WORK TASK: Copy out each line of the material below with no changes.

______________________________

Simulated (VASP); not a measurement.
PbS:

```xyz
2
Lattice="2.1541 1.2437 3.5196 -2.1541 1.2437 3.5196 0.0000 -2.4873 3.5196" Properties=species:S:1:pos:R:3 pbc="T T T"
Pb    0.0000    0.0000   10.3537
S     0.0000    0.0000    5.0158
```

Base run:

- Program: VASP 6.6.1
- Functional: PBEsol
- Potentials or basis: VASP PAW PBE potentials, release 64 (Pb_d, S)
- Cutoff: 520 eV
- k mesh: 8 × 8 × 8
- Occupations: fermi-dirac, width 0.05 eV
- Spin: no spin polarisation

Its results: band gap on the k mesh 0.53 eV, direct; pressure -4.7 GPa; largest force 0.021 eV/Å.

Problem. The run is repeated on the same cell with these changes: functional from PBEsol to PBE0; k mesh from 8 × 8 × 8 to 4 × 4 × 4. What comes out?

______________________________

EXERCISE ANSWER:
Simulated (VASP); not a measurement.
PbS:

```xyz
2
Lattice="2.1541 1.2437 3.5196 -2.1541 1.2437 3.5196 0.0000 -2.4873 3.5196" Properties=species:S:1:pos:R:3 pbc="T T T"
Pb    0.0000    0.0000   10.3537
S     0.0000    0.0000    5.0158
```

Base run:

- Program: VASP 6.6.1
- Functional: PBEsol
- Potentials or basis: VASP PAW PBE potentials, release 64 (Pb_d, S)
- Cutoff: 520 eV
- k mesh: 8 × 8 × 8
- Occupations: fermi-dirac, width 0.05 eV
- Spin: no spin polarisation

Its results: band gap on the k mesh 0.53 eV, direct; pressure -4.7 GPa; largest force 0.021 eV/Å.

Problem. The run is repeated on the same cell with these changes: functional from PBEsol to PBE0; k mesh from 8 × 8 × 8 to 4 × 4 × 4. What comes out?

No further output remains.